ACTIVITY | The response must restate the data exactly, with nothing left out.

STORED DATA |
┌──
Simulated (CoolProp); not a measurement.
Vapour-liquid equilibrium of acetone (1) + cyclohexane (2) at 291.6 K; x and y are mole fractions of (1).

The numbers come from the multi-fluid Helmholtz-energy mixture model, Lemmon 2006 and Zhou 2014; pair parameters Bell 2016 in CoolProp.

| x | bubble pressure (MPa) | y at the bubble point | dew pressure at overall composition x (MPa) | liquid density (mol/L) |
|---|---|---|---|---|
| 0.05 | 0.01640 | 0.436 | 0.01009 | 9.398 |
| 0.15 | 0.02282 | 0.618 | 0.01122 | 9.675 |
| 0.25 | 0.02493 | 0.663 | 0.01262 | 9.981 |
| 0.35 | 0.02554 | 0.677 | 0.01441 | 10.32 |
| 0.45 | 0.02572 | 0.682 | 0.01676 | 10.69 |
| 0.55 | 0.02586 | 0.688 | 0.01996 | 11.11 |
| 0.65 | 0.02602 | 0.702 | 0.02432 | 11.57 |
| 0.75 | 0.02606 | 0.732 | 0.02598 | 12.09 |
└──

YOUR RESPONSE |
Simulated (CoolProp); not a measurement.
Vapour-liquid equilibrium of acetone (1) + cyclohexane (2) at 291.6 K; x and y are mole fractions of (1).

The numbers come from the multi-fluid Helmholtz-energy mixture model, Lemmon 2006 and Zhou 2014; pair parameters Bell 2016 in CoolProp.

| x | bubble pressure (MPa) | y at the bubble point | dew pressure at overall composition x (MPa) | liquid density (mol/L) |
|---|---|---|---|---|
| 0.05 | 0.01640 | 0.436 | 0.01009 | 9.398 |
| 0.15 | 0.02282 | 0.618 | 0.01122 | 9.675 |
| 0.25 | 0.02493 | 0.663 | 0.01262 | 9.981 |
| 0.35 | 0.02554 | 0.677 | 0.01441 | 10.32 |
| 0.45 | 0.02572 | 0.682 | 0.01676 | 10.69 |
| 0.55 | 0.02586 | 0.688 | 0.01996 | 11.11 |
| 0.65 | 0.02602 | 0.702 | 0.02432 | 11.57 |
| 0.75 | 0.02606 | 0.732 | 0.02598 | 12.09 |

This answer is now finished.